◆ ◆ ◆ ◆ ◆

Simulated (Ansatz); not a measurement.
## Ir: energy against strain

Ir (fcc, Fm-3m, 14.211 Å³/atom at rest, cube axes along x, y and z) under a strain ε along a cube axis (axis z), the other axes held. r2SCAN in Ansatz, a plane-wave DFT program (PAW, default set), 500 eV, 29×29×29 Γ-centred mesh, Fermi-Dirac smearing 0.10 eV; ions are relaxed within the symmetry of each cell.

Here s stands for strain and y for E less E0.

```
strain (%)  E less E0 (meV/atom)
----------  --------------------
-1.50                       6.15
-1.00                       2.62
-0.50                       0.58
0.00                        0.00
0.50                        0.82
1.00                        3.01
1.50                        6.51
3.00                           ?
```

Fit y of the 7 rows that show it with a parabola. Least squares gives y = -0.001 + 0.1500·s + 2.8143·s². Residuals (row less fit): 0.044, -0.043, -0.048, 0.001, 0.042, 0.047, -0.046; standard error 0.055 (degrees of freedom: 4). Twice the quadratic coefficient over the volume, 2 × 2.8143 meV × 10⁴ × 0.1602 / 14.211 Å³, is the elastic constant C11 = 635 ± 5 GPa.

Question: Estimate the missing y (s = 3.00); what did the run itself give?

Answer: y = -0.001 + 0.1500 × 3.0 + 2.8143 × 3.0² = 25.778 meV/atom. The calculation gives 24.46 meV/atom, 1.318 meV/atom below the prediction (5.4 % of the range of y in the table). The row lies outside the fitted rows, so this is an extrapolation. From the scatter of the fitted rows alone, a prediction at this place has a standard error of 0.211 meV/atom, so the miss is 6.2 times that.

◆ ◆ ◆ ◆ ◆

= WORK ITEM =
Transcribe only, please, the lines from the first line of the records through the line with "Question: Estimate the". Both of those lines are included.

= WORKED SOLUTION =
Simulated (Ansatz); not a measurement.
## Ir: energy against strain

Ir (fcc, Fm-3m, 14.211 Å³/atom at rest, cube axes along x, y and z) under a strain ε along a cube axis (axis z), the other axes held. r2SCAN in Ansatz, a plane-wave DFT program (PAW, default set), 500 eV, 29×29×29 Γ-centred mesh, Fermi-Dirac smearing 0.10 eV; ions are relaxed within the symmetry of each cell.

Here s stands for strain and y for E less E0.

```
strain (%)  E less E0 (meV/atom)
----------  --------------------
-1.50                       6.15
-1.00                       2.62
-0.50                       0.58
0.00                        0.00
0.50                        0.82
1.00                        3.01
1.50                        6.51
3.00                           ?
```

Fit y of the 7 rows that show it with a parabola. Least squares gives y = -0.001 + 0.1500·s + 2.8143·s². Residuals (row less fit): 0.044, -0.043, -0.048, 0.001, 0.042, 0.047, -0.046; standard error 0.055 (degrees of freedom: 4). Twice the quadratic coefficient over the volume, 2 × 2.8143 meV × 10⁴ × 0.1602 / 14.211 Å³, is the elastic constant C11 = 635 ± 5 GPa.

Question: Estimate the missing y (s = 3.00); what did the run itself give?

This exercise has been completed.